The lines from the top of the data down to the line with "### Question" should be repeated exactly, both ends included.

** Opening EXERCISE DATA block **

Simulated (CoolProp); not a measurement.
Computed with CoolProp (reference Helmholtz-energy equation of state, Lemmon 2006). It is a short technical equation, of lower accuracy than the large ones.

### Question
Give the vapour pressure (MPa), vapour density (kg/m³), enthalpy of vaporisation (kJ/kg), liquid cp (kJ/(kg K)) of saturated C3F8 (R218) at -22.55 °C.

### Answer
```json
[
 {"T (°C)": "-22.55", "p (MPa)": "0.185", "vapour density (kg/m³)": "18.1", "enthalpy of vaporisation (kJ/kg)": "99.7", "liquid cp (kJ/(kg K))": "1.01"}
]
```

** Closing EXERCISE DATA block **

### TASK RESPONSE
Simulated (CoolProp); not a measurement.
Computed with CoolProp (reference Helmholtz-energy equation of state, Lemmon 2006). It is a short technical equation, of lower accuracy than the large ones.

### Question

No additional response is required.